☆ ☆ ☆

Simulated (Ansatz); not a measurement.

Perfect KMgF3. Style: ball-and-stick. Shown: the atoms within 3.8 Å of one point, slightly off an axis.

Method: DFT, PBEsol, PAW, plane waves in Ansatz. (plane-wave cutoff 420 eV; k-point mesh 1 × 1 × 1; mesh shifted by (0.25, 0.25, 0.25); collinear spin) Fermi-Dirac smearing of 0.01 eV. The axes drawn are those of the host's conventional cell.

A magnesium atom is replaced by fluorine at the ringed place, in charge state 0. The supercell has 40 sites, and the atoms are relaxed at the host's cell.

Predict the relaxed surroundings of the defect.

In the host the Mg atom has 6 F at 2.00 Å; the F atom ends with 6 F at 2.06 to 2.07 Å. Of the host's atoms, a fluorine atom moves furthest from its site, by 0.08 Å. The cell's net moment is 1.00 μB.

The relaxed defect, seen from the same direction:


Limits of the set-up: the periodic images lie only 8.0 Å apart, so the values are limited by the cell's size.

☆ ☆ ☆

Work instruction:
With nothing left out, return each entry exactly.

Written reply:
Simulated (Ansatz); not a measurement.

Perfect KMgF3. Style: ball-and-stick. Shown: the atoms within 3.8 Å of one point, slightly off an axis.

Method: DFT, PBEsol, PAW, plane waves in Ansatz. (plane-wave cutoff 420 eV; k-point mesh 1 × 1 × 1; mesh shifted by (0.25, 0.25, 0.25); collinear spin) Fermi-Dirac smearing of 0.01 eV. The axes drawn are those of the host's conventional cell.

A magnesium atom is replaced by fluorine at the ringed place, in charge state 0. The supercell has 40 sites, and the atoms are relaxed at the host's cell.

Predict the relaxed surroundings of the defect.

In the host the Mg atom has 6 F at 2.00 Å; the F atom ends with 6 F at 2.06 to 2.07 Å. Of the host's atoms, a fluorine atom moves furthest from its site, by 0.08 Å. The cell's net moment is 1.00 μB.

The relaxed defect, seen from the same direction:


Limits of the set-up: the periodic images lie only 8.0 Å apart, so the values are limited by the cell's size.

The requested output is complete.